(Extracted entries Opens)
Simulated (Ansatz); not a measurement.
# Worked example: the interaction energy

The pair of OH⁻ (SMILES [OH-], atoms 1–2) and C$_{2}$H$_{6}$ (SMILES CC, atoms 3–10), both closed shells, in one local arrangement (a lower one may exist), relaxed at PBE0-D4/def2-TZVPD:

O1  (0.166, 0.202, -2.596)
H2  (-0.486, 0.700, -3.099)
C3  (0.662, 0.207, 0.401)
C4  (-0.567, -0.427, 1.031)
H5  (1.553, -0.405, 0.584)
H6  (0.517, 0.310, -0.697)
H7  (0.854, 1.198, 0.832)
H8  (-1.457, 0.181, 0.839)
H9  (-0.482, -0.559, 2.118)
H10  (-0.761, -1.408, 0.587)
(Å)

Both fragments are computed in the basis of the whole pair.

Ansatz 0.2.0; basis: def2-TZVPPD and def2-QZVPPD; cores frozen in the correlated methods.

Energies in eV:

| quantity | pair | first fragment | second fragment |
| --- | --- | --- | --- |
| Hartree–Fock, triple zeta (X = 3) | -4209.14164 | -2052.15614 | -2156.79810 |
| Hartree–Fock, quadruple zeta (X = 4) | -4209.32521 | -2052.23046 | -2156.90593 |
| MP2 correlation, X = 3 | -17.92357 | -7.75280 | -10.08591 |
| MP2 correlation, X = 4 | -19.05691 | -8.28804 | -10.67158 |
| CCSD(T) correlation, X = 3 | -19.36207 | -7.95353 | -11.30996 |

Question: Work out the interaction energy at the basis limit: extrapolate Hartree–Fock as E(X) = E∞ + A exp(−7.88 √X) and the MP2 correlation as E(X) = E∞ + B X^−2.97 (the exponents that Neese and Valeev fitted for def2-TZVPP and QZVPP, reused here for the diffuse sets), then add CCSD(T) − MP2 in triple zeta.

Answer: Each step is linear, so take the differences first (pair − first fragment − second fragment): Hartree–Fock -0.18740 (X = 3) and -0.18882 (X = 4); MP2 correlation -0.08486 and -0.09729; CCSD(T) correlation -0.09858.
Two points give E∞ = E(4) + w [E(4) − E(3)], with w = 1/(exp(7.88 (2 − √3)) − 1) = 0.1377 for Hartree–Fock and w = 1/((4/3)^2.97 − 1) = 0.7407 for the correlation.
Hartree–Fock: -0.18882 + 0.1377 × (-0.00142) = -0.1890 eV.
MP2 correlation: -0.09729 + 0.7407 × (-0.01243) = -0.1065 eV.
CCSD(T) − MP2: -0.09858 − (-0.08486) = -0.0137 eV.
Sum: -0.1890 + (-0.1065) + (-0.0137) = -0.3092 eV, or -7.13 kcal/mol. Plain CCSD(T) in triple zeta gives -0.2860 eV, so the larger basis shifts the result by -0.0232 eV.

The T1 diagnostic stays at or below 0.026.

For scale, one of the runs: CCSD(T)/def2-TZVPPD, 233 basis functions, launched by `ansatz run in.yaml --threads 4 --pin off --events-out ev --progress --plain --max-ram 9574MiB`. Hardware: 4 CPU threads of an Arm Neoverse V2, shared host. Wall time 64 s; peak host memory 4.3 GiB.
(Extracted entries Closes)

Assigned task: From the line containing "(0.854, 1.198, 0.832)" down to the line containing "The T1 diagnostic stays at or below 0.026." in the material above, reproduce every line exactly, including the two end lines.

Exercise output:
H7  (0.854, 1.198, 0.832)
H8  (-1.457, 0.181, 0.839)
H9  (-0.482, -0.559, 2.118)
H10  (-0.761, -1.408, 0.587)
(Å)

Both fragments are computed in the basis of the whole pair.

Ansatz 0.2.0; basis: def2-TZVPPD and def2-QZVPPD; cores frozen in the correlated methods.

Energies in eV:

| quantity | pair | first fragment | second fragment |
| --- | --- | --- | --- |
| Hartree–Fock, triple zeta (X = 3) | -4209.14164 | -2052.15614 | -2156.79810 |
| Hartree–Fock, quadruple zeta (X = 4) | -4209.32521 | -2052.23046 | -2156.90593 |
| MP2 correlation, X = 3 | -17.92357 | -7.75280 | -10.08591 |
| MP2 correlation, X = 4 | -19.05691 | -8.28804 | -10.67158 |
| CCSD(T) correlation, X = 3 | -19.36207 | -7.95353 | -11.30996 |

Question: Work out the interaction energy at the basis limit: extrapolate Hartree–Fock as E(X) = E∞ + A exp(−7.88 √X) and the MP2 correlation as E(X) = E∞ + B X^−2.97 (the exponents that Neese and Valeev fitted for def2-TZVPP and QZVPP, reused here for the diffuse sets), then add CCSD(T) − MP2 in triple zeta.

Answer: Each step is linear, so take the differences first (pair − first fragment − second fragment): Hartree–Fock -0.18740 (X = 3) and -0.18882 (X = 4); MP2 correlation -0.08486 and -0.09729; CCSD(T) correlation -0.09858.
Two points give E∞ = E(4) + w [E(4) − E(3)], with w = 1/(exp(7.88 (2 − √3)) − 1) = 0.1377 for Hartree–Fock and w = 1/((4/3)^2.97 − 1) = 0.7407 for the correlation.
Hartree–Fock: -0.18882 + 0.1377 × (-0.00142) = -0.1890 eV.
MP2 correlation: -0.09729 + 0.7407 × (-0.01243) = -0.1065 eV.
CCSD(T) − MP2: -0.09858 − (-0.08486) = -0.0137 eV.
Sum: -0.1890 + (-0.1065) + (-0.0137) = -0.3092 eV, or -7.13 kcal/mol. Plain CCSD(T) in triple zeta gives -0.2860 eV, so the larger basis shifts the result by -0.0232 eV.

The T1 diagnostic stays at or below 0.026.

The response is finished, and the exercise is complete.